## Data excerpts
-.-.-

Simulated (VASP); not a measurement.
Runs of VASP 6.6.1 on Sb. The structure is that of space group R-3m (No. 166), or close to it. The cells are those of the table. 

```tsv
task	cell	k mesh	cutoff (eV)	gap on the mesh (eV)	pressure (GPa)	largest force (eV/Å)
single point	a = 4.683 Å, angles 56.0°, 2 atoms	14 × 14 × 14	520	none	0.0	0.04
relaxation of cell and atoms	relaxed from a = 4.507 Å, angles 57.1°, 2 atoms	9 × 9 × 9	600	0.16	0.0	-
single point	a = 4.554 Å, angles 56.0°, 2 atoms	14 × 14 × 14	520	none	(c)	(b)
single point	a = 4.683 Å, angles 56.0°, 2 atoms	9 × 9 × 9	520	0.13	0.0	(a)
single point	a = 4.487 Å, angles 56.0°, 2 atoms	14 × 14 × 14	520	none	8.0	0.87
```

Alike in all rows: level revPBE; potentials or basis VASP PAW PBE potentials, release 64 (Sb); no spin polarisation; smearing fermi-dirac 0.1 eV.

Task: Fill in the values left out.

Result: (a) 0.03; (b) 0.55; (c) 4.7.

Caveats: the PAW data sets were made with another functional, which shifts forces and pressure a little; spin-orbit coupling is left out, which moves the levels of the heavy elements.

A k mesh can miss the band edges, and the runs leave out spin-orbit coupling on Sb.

-.-.-

## Brief
Only those lines of the entries above that run from the line containing "Result: (a) 0.03; (b) 0.55; (c) 4.7." to the line containing "Caveats: the PAW", both included, should be transcribed exactly.

## Response
Result: (a) 0.03; (b) 0.55; (c) 4.7.

Caveats: the PAW data sets were made with another functional, which shifts forces and pressure a little; spin-orbit coupling is left out, which moves the levels of the heavy elements.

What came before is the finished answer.